## [Exercise]
Reproduce the entries below exactly, but only from the line containing "Space group P-6m2;" to the line containing "between the atoms.**", inclusive.

#### Records provided ####

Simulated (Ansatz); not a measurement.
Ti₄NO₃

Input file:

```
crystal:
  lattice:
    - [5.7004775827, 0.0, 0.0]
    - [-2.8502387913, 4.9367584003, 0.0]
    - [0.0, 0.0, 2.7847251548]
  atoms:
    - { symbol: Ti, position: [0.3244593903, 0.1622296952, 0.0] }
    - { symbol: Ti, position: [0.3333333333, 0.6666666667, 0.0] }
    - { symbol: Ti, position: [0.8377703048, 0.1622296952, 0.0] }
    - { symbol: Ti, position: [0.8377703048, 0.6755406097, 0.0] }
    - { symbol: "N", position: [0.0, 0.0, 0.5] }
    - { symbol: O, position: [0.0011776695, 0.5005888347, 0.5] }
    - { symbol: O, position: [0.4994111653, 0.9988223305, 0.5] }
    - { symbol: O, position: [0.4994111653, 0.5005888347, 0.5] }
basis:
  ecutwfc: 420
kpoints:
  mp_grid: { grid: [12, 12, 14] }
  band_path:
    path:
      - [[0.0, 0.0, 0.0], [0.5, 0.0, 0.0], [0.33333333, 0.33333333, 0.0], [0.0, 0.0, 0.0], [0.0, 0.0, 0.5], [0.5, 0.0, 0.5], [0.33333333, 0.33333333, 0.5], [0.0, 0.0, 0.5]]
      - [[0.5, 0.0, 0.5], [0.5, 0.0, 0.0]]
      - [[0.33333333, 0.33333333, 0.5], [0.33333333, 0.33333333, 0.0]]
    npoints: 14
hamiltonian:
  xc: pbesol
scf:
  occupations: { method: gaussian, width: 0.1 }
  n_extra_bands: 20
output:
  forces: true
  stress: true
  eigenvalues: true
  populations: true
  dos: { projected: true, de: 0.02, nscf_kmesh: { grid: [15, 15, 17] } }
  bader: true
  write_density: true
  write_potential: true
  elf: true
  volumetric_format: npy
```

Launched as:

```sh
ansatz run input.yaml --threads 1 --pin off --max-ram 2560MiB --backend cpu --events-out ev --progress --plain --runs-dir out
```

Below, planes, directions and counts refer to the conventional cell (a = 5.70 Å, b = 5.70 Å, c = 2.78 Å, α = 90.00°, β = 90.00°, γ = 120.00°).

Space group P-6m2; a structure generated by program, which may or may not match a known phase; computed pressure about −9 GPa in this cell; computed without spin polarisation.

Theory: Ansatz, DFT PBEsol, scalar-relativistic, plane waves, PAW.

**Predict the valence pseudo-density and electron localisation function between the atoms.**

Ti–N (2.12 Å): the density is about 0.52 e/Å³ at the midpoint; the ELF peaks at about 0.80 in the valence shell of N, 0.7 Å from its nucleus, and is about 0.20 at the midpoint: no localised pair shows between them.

####

## [Exercise solution]
Space group P-6m2; a structure generated by program, which may or may not match a known phase; computed pressure about −9 GPa in this cell; computed without spin polarisation.

Theory: Ansatz, DFT PBEsol, scalar-relativistic, plane waves, PAW.

**Predict the valence pseudo-density and electron localisation function between the atoms.**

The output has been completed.